## [REQUIRED ACTION]
Each line starting at the one that contains "Vapour-liquid equilibrium of" and ending at the one that contains "No azeotrope shows between x = 0.05 and 0.95." must be returned exactly, and the rest of the listing is left out.

######

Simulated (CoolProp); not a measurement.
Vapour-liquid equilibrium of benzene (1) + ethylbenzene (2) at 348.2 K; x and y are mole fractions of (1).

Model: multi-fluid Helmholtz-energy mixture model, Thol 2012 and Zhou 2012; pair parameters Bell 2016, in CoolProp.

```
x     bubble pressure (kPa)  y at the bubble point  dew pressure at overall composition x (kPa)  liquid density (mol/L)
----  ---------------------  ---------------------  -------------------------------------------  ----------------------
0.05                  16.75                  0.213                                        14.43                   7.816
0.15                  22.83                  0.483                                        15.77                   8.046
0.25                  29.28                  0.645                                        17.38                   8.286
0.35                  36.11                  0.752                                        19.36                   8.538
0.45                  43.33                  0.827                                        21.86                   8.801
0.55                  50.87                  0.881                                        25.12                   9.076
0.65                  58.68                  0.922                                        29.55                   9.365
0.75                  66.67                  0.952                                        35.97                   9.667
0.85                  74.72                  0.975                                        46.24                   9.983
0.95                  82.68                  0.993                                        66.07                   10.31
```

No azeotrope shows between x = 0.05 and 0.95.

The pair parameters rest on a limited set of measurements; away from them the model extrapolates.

######

## [EXPECTED ANSWER]
Vapour-liquid equilibrium of benzene (1) + ethylbenzene (2) at 348.2 K; x and y are mole fractions of (1).

Model: multi-fluid Helmholtz-energy mixture model, Thol 2012 and Zhou 2012; pair parameters Bell 2016, in CoolProp.

```
x     bubble pressure (kPa)  y at the bubble point  dew pressure at overall composition x (kPa)  liquid density (mol/L)
----  ---------------------  ---------------------  -------------------------------------------  ----------------------
0.05                  16.75                  0.213                                        14.43                   7.816
0.15                  22.83                  0.483                                        15.77                   8.046
0.25                  29.28                  0.645                                        17.38                   8.286
0.35                  36.11                  0.752                                        19.36                   8.538
0.45                  43.33                  0.827                                        21.86                   8.801
0.55                  50.87                  0.881                                        25.12                   9.076
0.65                  58.68                  0.922                                        29.55                   9.365
0.75                  66.67                  0.952                                        35.97                   9.667
0.85                  74.72                  0.975                                        46.24                   9.983
0.95                  82.68                  0.993                                        66.07                   10.31
```

No azeotrope shows between x = 0.05 and 0.95.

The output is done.